Give back exactly the first lines of the entries below, through the line with "Computed with Ansatz's Python interface.".

─── EXCERPTED DATA

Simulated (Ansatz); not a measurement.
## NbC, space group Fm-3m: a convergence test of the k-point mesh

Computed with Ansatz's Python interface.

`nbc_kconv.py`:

──────

# YOUR RESPONSE
Simulated (Ansatz); not a measurement.
## NbC, space group Fm-3m: a convergence test of the k-point mesh

Computed with Ansatz's Python interface.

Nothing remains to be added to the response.